Work order:
Read the listing below. Then repeat it exactly.

(Beginning of Extracted material)

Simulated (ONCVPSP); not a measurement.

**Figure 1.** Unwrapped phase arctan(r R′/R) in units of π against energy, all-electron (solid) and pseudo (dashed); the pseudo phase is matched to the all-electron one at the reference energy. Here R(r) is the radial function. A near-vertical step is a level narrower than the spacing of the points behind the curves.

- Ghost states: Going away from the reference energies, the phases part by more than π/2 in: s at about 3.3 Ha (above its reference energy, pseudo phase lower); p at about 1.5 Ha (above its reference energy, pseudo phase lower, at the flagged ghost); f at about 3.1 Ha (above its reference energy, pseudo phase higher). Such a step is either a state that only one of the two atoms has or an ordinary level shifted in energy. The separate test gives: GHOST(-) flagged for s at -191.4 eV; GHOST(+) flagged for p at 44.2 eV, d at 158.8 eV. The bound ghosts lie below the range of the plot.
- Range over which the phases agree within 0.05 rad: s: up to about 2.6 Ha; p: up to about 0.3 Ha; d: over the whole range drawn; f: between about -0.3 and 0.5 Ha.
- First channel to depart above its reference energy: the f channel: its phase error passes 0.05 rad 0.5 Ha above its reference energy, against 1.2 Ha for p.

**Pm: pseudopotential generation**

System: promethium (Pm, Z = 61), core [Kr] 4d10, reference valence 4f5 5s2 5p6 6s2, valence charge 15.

(End of Extracted material)

Task output:
Simulated (ONCVPSP); not a measurement.

**Figure 1.** Unwrapped phase arctan(r R′/R) in units of π against energy, all-electron (solid) and pseudo (dashed); the pseudo phase is matched to the all-electron one at the reference energy. Here R(r) is the radial function. A near-vertical step is a level narrower than the spacing of the points behind the curves.

- Ghost states: Going away from the reference energies, the phases part by more than π/2 in: s at about 3.3 Ha (above its reference energy, pseudo phase lower); p at about 1.5 Ha (above its reference energy, pseudo phase lower, at the flagged ghost); f at about 3.1 Ha (above its reference energy, pseudo phase higher). Such a step is either a state that only one of the two atoms has or an ordinary level shifted in energy. The separate test gives: GHOST(-) flagged for s at -191.4 eV; GHOST(+) flagged for p at 44.2 eV, d at 158.8 eV. The bound ghosts lie below the range of the plot.
- Range over which the phases agree within 0.05 rad: s: up to about 2.6 Ha; p: up to about 0.3 Ha; d: over the whole range drawn; f: between about -0.3 and 0.5 Ha.
- First channel to depart above its reference energy: the f channel: its phase error passes 0.05 rad 0.5 Ha above its reference energy, against 1.2 Ha for p.

**Pm: pseudopotential generation**

System: promethium (Pm, Z = 61), core [Kr] 4d10, reference valence 4f5 5s2 5p6 6s2, valence charge 15.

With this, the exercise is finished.